Activity
Transcribe the listing below only from the line with "All values below" up to and including the line with "It has no gap".

━━━━━━━━

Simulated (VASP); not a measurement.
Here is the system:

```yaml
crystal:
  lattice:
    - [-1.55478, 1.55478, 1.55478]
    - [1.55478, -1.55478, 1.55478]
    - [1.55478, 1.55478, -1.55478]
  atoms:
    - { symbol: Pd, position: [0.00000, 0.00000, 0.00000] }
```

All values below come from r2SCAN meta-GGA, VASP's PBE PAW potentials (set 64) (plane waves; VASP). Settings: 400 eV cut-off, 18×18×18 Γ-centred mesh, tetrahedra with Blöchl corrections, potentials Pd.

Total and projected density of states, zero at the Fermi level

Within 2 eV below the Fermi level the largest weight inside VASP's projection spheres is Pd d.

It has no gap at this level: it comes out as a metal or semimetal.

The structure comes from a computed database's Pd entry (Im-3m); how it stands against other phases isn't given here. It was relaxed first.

━━━━━━━━

Exercise response
All values below come from r2SCAN meta-GGA, VASP's PBE PAW potentials (set 64) (plane waves; VASP). Settings: 400 eV cut-off, 18×18×18 Γ-centred mesh, tetrahedra with Blöchl corrections, potentials Pd.

Total and projected density of states, zero at the Fermi level

Within 2 eV below the Fermi level the largest weight inside VASP's projection spheres is Pd d.

It has no gap at this level: it comes out as a metal or semimetal.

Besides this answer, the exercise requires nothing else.